Task item:
Repeat exactly the opening lines of the records, ending with the line that contains "Runs of VASP".

Provided information:
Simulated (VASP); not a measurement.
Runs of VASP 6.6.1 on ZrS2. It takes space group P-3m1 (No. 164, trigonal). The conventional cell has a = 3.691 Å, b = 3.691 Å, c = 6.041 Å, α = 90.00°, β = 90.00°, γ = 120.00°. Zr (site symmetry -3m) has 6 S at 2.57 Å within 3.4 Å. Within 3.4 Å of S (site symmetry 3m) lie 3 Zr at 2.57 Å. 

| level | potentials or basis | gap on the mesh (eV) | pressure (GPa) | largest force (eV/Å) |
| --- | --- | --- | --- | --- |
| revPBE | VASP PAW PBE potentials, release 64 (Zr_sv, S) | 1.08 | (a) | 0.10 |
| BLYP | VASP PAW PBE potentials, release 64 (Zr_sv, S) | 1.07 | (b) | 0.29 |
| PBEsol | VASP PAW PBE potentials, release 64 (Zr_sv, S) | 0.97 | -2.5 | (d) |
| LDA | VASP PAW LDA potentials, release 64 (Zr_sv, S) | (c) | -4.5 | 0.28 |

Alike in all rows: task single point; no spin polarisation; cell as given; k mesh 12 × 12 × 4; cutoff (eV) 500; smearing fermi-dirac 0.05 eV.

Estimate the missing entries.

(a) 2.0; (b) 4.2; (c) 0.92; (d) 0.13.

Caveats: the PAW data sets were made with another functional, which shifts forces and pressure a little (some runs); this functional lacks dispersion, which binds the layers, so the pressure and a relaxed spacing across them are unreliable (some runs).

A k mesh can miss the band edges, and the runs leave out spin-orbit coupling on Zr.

Response:
Simulated (VASP); not a measurement.
Runs of VASP 6.6.1 on ZrS2. It takes space group P-3m1 (No. 164, trigonal). The conventional cell has a = 3.691 Å, b = 3.691 Å, c = 6.041 Å, α = 90.00°, β = 90.00°, γ = 120.00°. Zr (site symmetry -3m) has 6 S at 2.57 Å within 3.4 Å. Within 3.4 Å of S (site symmetry 3m) lie 3 Zr at 2.57 Å. 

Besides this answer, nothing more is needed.